-- Information shown follows --
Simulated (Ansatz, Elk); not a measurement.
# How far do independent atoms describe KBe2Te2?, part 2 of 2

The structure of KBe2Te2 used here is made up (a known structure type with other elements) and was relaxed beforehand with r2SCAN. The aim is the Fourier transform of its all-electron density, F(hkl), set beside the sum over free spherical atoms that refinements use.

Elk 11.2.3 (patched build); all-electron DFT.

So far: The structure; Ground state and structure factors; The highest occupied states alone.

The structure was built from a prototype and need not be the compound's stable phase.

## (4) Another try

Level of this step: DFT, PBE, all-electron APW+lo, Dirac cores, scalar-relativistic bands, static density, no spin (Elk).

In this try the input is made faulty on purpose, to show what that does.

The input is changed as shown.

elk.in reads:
-- Information shown concluded --

Activity: Would you restate the entries word for word, omitting none?

Exercise response:
Simulated (Ansatz, Elk); not a measurement.
# How far do independent atoms describe KBe2Te2?, part 2 of 2

The structure of KBe2Te2 used here is made up (a known structure type with other elements) and was relaxed beforehand with r2SCAN. The aim is the Fourier transform of its all-electron density, F(hkl), set beside the sum over free spherical atoms that refinements use.

Elk 11.2.3 (patched build); all-electron DFT.

So far: The structure; Ground state and structure factors; The highest occupied states alone.

The structure was built from a prototype and need not be the compound's stable phase.

## (4) Another try

Level of this step: DFT, PBE, all-electron APW+lo, Dirac cores, scalar-relativistic bands, static density, no spin (Elk).

In this try the input is made faulty on purpose, to show what that does.

The input is changed as shown.

elk.in reads:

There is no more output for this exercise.